Action item :: Print the listing once more, exactly as written.

Data under study ::
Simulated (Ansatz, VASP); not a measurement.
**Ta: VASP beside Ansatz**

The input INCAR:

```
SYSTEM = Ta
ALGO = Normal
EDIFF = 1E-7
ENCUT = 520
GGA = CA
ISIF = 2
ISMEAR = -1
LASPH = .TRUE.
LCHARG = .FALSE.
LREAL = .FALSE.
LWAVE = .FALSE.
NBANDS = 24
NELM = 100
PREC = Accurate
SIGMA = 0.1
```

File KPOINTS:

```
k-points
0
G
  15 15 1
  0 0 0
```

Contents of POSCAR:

Reply ::
Simulated (Ansatz, VASP); not a measurement.
**Ta: VASP beside Ansatz**

The input INCAR:

```
SYSTEM = Ta
ALGO = Normal
EDIFF = 1E-7
ENCUT = 520
GGA = CA
ISIF = 2
ISMEAR = -1
LASPH = .TRUE.
LCHARG = .FALSE.
LREAL = .FALSE.
LWAVE = .FALSE.
NBANDS = 24
NELM = 100
PREC = Accurate
SIGMA = 0.1
```

File KPOINTS:

```
k-points
0
G
  15 15 1
  0 0 0
```

Contents of POSCAR:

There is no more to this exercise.